*Records provided*.
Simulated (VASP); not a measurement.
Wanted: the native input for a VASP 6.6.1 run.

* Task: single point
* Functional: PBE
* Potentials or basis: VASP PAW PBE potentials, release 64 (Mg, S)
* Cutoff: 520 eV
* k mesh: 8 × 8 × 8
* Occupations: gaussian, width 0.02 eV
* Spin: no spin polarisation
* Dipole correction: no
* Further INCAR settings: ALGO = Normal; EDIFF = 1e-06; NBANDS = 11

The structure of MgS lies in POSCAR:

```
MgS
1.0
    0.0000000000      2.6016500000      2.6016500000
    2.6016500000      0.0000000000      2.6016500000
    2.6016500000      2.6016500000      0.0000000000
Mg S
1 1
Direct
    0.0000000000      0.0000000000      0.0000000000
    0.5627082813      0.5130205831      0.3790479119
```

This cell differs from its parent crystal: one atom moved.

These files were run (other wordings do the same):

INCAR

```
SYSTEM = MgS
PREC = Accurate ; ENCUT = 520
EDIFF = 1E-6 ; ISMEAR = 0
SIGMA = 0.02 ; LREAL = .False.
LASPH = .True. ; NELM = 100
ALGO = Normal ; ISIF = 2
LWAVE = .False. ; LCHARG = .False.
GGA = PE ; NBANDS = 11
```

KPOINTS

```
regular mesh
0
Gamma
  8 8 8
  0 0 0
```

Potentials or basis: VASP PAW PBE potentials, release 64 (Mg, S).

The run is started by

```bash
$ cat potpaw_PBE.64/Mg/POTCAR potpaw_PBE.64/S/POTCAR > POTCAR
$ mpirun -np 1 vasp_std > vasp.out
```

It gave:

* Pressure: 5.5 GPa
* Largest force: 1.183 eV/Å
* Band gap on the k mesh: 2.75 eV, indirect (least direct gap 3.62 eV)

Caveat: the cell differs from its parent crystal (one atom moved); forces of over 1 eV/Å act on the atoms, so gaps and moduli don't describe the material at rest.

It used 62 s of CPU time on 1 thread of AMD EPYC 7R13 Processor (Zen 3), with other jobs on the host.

*Work order*.
Please give back exactly the lines of the listing above that run from the one containing "The run is started by" through the one containing "Caveat: the cell", and only those.

*Written solution*.
The run is started by

```bash
$ cat potpaw_PBE.64/Mg/POTCAR potpaw_PBE.64/S/POTCAR > POTCAR
$ mpirun -np 1 vasp_std > vasp.out
```

It gave:

* Pressure: 5.5 GPa
* Largest force: 1.183 eV/Å
* Band gap on the k mesh: 2.75 eV, indirect (least direct gap 3.62 eV)

Caveat: the cell differs from its parent crystal (one atom moved); forces of over 1 eV/Å act on the atoms, so gaps and moduli don't describe the material at rest.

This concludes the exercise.